((

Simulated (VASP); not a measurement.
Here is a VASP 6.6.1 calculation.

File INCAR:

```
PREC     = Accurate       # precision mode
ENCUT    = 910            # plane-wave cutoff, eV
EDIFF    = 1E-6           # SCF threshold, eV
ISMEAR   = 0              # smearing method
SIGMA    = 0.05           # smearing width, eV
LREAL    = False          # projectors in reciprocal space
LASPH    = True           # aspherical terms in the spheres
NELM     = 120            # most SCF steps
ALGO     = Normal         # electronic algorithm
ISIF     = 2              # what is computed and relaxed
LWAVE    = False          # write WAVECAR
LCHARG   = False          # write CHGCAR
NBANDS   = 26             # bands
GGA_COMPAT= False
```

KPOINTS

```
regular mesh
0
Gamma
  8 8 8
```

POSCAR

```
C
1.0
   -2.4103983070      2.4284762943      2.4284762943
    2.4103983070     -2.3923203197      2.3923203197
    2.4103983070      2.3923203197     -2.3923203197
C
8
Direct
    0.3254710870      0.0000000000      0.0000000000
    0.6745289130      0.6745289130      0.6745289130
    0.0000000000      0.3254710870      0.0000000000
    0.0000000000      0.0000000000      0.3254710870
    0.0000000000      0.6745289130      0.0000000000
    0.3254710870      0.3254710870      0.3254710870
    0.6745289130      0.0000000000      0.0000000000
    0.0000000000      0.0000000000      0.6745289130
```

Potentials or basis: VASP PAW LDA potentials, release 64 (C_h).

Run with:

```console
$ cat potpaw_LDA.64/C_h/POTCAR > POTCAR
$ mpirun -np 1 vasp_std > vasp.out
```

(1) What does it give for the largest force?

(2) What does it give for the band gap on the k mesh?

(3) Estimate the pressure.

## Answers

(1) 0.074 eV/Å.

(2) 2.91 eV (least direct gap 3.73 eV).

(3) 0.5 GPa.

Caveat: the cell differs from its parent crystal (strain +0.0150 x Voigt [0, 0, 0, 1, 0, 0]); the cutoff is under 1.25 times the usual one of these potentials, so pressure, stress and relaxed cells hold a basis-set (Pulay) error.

))

In the listing above, locate the line containing "(2) What does" and the line containing "(3) 0.5 GPa.". Transcribe those two lines and everything between them, exactly as written.

(2) What does it give for the band gap on the k mesh?

(3) Estimate the pressure.

## Answers

(1) 0.074 eV/Å.

(2) 2.91 eV (least direct gap 3.73 eV).

(3) 0.5 GPa.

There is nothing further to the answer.